─── STORED DATA

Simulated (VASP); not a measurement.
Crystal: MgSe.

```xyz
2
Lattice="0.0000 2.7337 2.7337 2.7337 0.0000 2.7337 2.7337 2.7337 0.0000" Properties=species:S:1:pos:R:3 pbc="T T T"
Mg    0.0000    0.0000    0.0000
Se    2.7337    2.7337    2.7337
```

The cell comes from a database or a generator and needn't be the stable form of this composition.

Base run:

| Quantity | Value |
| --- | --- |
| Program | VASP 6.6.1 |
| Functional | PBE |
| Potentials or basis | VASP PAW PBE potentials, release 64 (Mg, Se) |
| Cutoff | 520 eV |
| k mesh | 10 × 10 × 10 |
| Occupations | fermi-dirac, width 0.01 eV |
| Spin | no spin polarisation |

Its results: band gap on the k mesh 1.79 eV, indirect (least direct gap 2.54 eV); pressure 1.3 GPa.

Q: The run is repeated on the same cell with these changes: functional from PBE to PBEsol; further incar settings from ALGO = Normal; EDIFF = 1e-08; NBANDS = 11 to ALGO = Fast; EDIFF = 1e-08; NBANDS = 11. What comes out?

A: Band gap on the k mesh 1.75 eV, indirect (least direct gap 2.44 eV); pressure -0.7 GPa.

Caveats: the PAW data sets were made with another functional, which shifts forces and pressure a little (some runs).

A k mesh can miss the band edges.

──────

### REQUIRED ACTION
Beginning with the very first line of the material, please return exactly each line down to and including the one with "Quantity | Value |".

### EXERCISE OUTPUT
Simulated (VASP); not a measurement.
Crystal: MgSe.

```xyz
2
Lattice="0.0000 2.7337 2.7337 2.7337 0.0000 2.7337 2.7337 2.7337 0.0000" Properties=species:S:1:pos:R:3 pbc="T T T"
Mg    0.0000    0.0000    0.0000
Se    2.7337    2.7337    2.7337
```

The cell comes from a database or a generator and needn't be the stable form of this composition.

Base run:

| Quantity | Value |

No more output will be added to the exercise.